### Required action
Below are the records; restate word for word the lines from the first through the one containing "What does it", and only those.

:: Material shown ::

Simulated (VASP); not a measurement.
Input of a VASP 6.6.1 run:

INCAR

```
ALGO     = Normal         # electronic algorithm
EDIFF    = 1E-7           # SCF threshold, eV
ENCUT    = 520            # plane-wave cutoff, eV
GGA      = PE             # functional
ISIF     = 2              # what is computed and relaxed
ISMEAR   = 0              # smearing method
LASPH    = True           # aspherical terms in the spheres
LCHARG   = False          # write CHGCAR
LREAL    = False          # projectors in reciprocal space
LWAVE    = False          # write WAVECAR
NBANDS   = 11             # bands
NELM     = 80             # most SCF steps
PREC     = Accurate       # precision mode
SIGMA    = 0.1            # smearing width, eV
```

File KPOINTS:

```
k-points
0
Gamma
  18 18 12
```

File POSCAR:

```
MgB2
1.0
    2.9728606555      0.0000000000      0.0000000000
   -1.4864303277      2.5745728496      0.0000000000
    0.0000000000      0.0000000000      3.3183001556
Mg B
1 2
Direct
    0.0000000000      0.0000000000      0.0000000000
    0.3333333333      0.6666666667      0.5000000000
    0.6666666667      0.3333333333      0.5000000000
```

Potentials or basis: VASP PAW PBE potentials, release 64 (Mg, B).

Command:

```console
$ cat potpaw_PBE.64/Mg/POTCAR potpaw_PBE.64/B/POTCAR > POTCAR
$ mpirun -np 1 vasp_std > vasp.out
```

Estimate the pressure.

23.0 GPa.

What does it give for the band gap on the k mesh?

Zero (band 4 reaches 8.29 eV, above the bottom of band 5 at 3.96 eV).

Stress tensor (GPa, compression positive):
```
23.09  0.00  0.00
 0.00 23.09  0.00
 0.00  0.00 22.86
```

:::

### Solution
Simulated (VASP); not a measurement.
Input of a VASP 6.6.1 run:

INCAR

```
ALGO     = Normal         # electronic algorithm
EDIFF    = 1E-7           # SCF threshold, eV
ENCUT    = 520            # plane-wave cutoff, eV
GGA      = PE             # functional
ISIF     = 2              # what is computed and relaxed
ISMEAR   = 0              # smearing method
LASPH    = True           # aspherical terms in the spheres
LCHARG   = False          # write CHGCAR
LREAL    = False          # projectors in reciprocal space
LWAVE    = False          # write WAVECAR
NBANDS   = 11             # bands
NELM     = 80             # most SCF steps
PREC     = Accurate       # precision mode
SIGMA    = 0.1            # smearing width, eV
```

File KPOINTS:

```
k-points
0
Gamma
  18 18 12
```

File POSCAR:

```
MgB2
1.0
    2.9728606555      0.0000000000      0.0000000000
   -1.4864303277      2.5745728496      0.0000000000
    0.0000000000      0.0000000000      3.3183001556
Mg B
1 2
Direct
    0.0000000000      0.0000000000      0.0000000000
    0.3333333333      0.6666666667      0.5000000000
    0.6666666667      0.3333333333      0.5000000000
```

Potentials or basis: VASP PAW PBE potentials, release 64 (Mg, B).

Command:

```console
$ cat potpaw_PBE.64/Mg/POTCAR potpaw_PBE.64/B/POTCAR > POTCAR
$ mpirun -np 1 vasp_std > vasp.out
```

Estimate the pressure.

23.0 GPa.

What does it give for the band gap on the k mesh?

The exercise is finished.